═══ RECORDED DATA ═══
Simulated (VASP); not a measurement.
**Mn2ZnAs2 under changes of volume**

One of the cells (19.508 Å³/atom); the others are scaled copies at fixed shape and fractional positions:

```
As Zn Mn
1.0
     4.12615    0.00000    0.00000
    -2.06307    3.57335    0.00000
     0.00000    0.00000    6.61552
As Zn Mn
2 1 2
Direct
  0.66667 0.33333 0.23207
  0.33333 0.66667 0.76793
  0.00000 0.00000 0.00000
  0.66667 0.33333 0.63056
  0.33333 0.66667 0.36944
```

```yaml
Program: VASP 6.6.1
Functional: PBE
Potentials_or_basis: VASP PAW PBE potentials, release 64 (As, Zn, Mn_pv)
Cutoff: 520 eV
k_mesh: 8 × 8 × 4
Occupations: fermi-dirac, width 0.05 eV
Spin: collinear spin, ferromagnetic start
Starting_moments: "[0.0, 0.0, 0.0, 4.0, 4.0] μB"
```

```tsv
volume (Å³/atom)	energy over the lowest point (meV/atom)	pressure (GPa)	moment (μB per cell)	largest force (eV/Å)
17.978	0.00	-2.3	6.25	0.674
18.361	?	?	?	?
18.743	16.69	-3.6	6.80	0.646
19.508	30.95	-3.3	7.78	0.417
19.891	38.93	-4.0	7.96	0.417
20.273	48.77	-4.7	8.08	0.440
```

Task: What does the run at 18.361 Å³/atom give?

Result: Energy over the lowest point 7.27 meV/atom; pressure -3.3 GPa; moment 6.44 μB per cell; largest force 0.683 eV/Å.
═══

_TASK ITEM_.
Everything in the data above must be reproduced exactly.

_PROBLEM SOLUTION_.
Simulated (VASP); not a measurement.
**Mn2ZnAs2 under changes of volume**

One of the cells (19.508 Å³/atom); the others are scaled copies at fixed shape and fractional positions:

```
As Zn Mn
1.0
     4.12615    0.00000    0.00000
    -2.06307    3.57335    0.00000
     0.00000    0.00000    6.61552
As Zn Mn
2 1 2
Direct
  0.66667 0.33333 0.23207
  0.33333 0.66667 0.76793
  0.00000 0.00000 0.00000
  0.66667 0.33333 0.63056
  0.33333 0.66667 0.36944
```

```yaml
Program: VASP 6.6.1
Functional: PBE
Potentials_or_basis: VASP PAW PBE potentials, release 64 (As, Zn, Mn_pv)
Cutoff: 520 eV
k_mesh: 8 × 8 × 4
Occupations: fermi-dirac, width 0.05 eV
Spin: collinear spin, ferromagnetic start
Starting_moments: "[0.0, 0.0, 0.0, 4.0, 4.0] μB"
```

```tsv
volume (Å³/atom)	energy over the lowest point (meV/atom)	pressure (GPa)	moment (μB per cell)	largest force (eV/Å)
17.978	0.00	-2.3	6.25	0.674
18.361	?	?	?	?
18.743	16.69	-3.6	6.80	0.646
19.508	30.95	-3.3	7.78	0.417
19.891	38.93	-4.0	7.96	0.417
20.273	48.77	-4.7	8.08	0.440
```

Task: What does the run at 18.361 Å³/atom give?

Result: Energy over the lowest point 7.27 meV/atom; pressure -3.3 GPa; moment 6.44 μB per cell; largest force 0.683 eV/Å.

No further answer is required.